*** Opening RECORD SET ***
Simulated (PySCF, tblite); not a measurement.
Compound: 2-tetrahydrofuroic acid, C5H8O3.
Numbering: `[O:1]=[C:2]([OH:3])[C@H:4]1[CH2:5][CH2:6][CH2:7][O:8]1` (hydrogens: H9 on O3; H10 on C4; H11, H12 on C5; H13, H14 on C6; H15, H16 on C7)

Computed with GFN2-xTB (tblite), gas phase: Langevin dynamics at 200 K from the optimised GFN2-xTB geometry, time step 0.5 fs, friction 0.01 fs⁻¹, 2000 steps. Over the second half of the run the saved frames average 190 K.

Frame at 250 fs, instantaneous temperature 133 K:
*** Closing RECORD SET ***

> ASSIGNMENT
The lines above should be duplicated exactly.

> EXERCISE SOLUTION
Simulated (PySCF, tblite); not a measurement.
Compound: 2-tetrahydrofuroic acid, C5H8O3.
Numbering: `[O:1]=[C:2]([OH:3])[C@H:4]1[CH2:5][CH2:6][CH2:7][O:8]1` (hydrogens: H9 on O3; H10 on C4; H11, H12 on C5; H13, H14 on C6; H15, H16 on C7)

Computed with GFN2-xTB (tblite), gas phase: Langevin dynamics at 200 K from the optimised GFN2-xTB geometry, time step 0.5 fs, friction 0.01 fs⁻¹, 2000 steps. Over the second half of the run the saved frames average 190 K.

Frame at 250 fs, instantaneous temperature 133 K:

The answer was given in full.